◆ **Assignment**
Return the full set of records, matching them character for character.

========================

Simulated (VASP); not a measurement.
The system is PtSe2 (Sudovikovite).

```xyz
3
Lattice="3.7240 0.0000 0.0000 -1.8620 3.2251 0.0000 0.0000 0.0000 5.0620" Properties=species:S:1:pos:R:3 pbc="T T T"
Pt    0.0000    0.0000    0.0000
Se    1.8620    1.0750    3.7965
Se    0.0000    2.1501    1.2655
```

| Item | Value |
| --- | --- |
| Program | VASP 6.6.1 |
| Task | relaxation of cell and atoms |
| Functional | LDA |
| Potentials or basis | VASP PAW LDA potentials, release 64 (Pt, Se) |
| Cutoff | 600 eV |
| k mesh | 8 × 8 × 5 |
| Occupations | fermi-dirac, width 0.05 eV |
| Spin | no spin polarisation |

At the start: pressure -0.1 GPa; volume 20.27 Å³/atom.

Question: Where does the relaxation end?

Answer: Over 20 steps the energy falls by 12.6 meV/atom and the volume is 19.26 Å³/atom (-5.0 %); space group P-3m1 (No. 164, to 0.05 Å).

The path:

========================

◆ **Task result**
Simulated (VASP); not a measurement.
The system is PtSe2 (Sudovikovite).

```xyz
3
Lattice="3.7240 0.0000 0.0000 -1.8620 3.2251 0.0000 0.0000 0.0000 5.0620" Properties=species:S:1:pos:R:3 pbc="T T T"
Pt    0.0000    0.0000    0.0000
Se    1.8620    1.0750    3.7965
Se    0.0000    2.1501    1.2655
```

| Item | Value |
| --- | --- |
| Program | VASP 6.6.1 |
| Task | relaxation of cell and atoms |
| Functional | LDA |
| Potentials or basis | VASP PAW LDA potentials, release 64 (Pt, Se) |
| Cutoff | 600 eV |
| k mesh | 8 × 8 × 5 |
| Occupations | fermi-dirac, width 0.05 eV |
| Spin | no spin polarisation |

At the start: pressure -0.1 GPa; volume 20.27 Å³/atom.

Question: Where does the relaxation end?

Answer: Over 20 steps the energy falls by 12.6 meV/atom and the volume is 19.26 Å³/atom (-5.0 %); space group P-3m1 (No. 164, to 0.05 Å).

The path:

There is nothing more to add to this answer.